*** Opening of Records supplied ***

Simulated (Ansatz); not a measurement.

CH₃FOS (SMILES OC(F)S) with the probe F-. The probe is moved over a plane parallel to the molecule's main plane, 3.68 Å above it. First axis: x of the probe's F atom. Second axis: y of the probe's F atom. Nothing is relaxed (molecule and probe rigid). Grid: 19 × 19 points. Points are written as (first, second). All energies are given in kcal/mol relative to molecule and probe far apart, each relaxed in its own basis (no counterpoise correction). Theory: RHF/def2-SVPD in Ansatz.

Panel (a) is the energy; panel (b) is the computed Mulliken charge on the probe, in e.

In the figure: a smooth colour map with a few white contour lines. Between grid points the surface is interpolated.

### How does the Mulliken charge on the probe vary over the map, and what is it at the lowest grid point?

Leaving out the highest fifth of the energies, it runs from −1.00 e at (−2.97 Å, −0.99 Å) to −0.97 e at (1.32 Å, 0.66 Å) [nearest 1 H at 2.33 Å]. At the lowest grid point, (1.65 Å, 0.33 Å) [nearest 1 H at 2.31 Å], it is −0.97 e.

*** Close of Records supplied ***

Print the lines above, unchanged, from the start of the records to the line with "### How does", including that final line.

> [Task solution]
Simulated (Ansatz); not a measurement.

CH₃FOS (SMILES OC(F)S) with the probe F-. The probe is moved over a plane parallel to the molecule's main plane, 3.68 Å above it. First axis: x of the probe's F atom. Second axis: y of the probe's F atom. Nothing is relaxed (molecule and probe rigid). Grid: 19 × 19 points. Points are written as (first, second). All energies are given in kcal/mol relative to molecule and probe far apart, each relaxed in its own basis (no counterpoise correction). Theory: RHF/def2-SVPD in Ansatz.

Panel (a) is the energy; panel (b) is the computed Mulliken charge on the probe, in e.

In the figure: a smooth colour map with a few white contour lines. Between grid points the surface is interpolated.

### How does the Mulliken charge on the probe vary over the map, and what is it at the lowest grid point?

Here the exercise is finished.